Information provided —
○ ○ ○ ○ ○ ○ ○
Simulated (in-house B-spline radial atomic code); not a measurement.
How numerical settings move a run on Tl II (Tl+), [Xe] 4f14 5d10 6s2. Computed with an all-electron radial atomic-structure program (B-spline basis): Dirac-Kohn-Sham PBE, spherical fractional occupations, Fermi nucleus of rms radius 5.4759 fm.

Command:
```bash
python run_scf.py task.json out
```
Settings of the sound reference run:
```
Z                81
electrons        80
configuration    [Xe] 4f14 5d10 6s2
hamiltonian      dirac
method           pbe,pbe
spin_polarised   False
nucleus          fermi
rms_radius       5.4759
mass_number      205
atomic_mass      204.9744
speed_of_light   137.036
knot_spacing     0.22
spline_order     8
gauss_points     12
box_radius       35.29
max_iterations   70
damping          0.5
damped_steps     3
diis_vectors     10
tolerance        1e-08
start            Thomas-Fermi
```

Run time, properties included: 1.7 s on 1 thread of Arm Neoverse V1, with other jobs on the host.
○ ○ ○ ○ ○ ○ ○

Required action — Reproduce exactly the lines that run from the start of the records to the line with "Settings of the", both included.

Response area —
Simulated (in-house B-spline radial atomic code); not a measurement.
How numerical settings move a run on Tl II (Tl+), [Xe] 4f14 5d10 6s2. Computed with an all-electron radial atomic-structure program (B-spline basis): Dirac-Kohn-Sham PBE, spherical fractional occupations, Fermi nucleus of rms radius 5.4759 fm.

Command:
```bash
python run_scf.py task.json out
```
Settings of the sound reference run:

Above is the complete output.